* _Assigned task_
Give back, exactly as written, the lines from the beginning of the listing through the one that contains "## CaSi2As2: relaxation (Ansatz)".

* _Information_
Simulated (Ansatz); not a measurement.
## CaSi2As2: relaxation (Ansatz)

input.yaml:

* _Task output_
Simulated (Ansatz); not a measurement.
## CaSi2As2: relaxation (Ansatz)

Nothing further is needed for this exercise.